◆ **WORK ITEM**:
Word for word, return the lines from the top of the listing to the line containing "The molecular state", both ends included, and no others.

◆ **RECORDS SUPPLIED**:
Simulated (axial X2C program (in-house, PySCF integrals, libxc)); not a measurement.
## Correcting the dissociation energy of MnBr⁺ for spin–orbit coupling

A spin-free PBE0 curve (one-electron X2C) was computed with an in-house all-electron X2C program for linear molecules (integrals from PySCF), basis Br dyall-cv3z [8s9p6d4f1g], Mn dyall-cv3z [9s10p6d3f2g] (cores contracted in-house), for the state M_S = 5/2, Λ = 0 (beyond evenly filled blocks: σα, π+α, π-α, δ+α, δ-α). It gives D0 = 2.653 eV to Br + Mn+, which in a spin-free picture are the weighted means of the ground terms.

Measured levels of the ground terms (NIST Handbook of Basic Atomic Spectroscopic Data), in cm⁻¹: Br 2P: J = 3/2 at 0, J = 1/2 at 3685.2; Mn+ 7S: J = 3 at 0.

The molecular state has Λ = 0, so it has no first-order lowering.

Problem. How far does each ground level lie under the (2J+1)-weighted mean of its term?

◆ **TASK ANSWER**:
Simulated (axial X2C program (in-house, PySCF integrals, libxc)); not a measurement.
## Correcting the dissociation energy of MnBr⁺ for spin–orbit coupling

A spin-free PBE0 curve (one-electron X2C) was computed with an in-house all-electron X2C program for linear molecules (integrals from PySCF), basis Br dyall-cv3z [8s9p6d4f1g], Mn dyall-cv3z [9s10p6d3f2g] (cores contracted in-house), for the state M_S = 5/2, Λ = 0 (beyond evenly filled blocks: σα, π+α, π-α, δ+α, δ-α). It gives D0 = 2.653 eV to Br + Mn+, which in a spin-free picture are the weighted means of the ground terms.

Measured levels of the ground terms (NIST Handbook of Basic Atomic Spectroscopic Data), in cm⁻¹: Br 2P: J = 3/2 at 0, J = 1/2 at 3685.2; Mn+ 7S: J = 3 at 0.

The molecular state has Λ = 0, so it has no first-order lowering.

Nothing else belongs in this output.